───── Data for analysis

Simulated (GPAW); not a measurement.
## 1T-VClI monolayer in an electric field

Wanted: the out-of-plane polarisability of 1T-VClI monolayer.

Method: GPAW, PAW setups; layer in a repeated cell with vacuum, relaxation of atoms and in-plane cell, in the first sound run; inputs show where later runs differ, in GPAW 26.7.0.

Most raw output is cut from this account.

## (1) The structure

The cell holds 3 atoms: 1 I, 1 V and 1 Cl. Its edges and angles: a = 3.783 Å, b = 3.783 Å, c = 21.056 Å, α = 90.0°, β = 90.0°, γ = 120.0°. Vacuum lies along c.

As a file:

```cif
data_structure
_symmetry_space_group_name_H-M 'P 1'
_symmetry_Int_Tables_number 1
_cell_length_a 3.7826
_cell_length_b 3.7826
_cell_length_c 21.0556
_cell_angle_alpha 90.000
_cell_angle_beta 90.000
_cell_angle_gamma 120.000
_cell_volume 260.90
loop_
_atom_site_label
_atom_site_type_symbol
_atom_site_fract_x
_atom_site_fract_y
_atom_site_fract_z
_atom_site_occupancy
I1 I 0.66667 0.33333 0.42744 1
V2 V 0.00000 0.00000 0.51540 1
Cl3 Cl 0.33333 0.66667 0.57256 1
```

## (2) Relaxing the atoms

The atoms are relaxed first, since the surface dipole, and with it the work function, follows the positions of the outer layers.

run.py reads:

──────────

▶ _Action item_: Beginning with the very first line of the records above, please retype each line through the one that has "The atoms are", and add nothing.

▶ _Your response_:
Simulated (GPAW); not a measurement.
## 1T-VClI monolayer in an electric field

Wanted: the out-of-plane polarisability of 1T-VClI monolayer.

Method: GPAW, PAW setups; layer in a repeated cell with vacuum, relaxation of atoms and in-plane cell, in the first sound run; inputs show where later runs differ, in GPAW 26.7.0.

Most raw output is cut from this account.

## (1) The structure

The cell holds 3 atoms: 1 I, 1 V and 1 Cl. Its edges and angles: a = 3.783 Å, b = 3.783 Å, c = 21.056 Å, α = 90.0°, β = 90.0°, γ = 120.0°. Vacuum lies along c.

As a file:

```cif
data_structure
_symmetry_space_group_name_H-M 'P 1'
_symmetry_Int_Tables_number 1
_cell_length_a 3.7826
_cell_length_b 3.7826
_cell_length_c 21.0556
_cell_angle_alpha 90.000
_cell_angle_beta 90.000
_cell_angle_gamma 120.000
_cell_volume 260.90
loop_
_atom_site_label
_atom_site_type_symbol
_atom_site_fract_x
_atom_site_fract_y
_atom_site_fract_z
_atom_site_occupancy
I1 I 0.66667 0.33333 0.42744 1
V2 V 0.00000 0.00000 0.51540 1
Cl3 Cl 0.33333 0.66667 0.57256 1
```

## (2) Relaxing the atoms

The atoms are relaxed first, since the surface dipole, and with it the work function, follows the positions of the outer layers.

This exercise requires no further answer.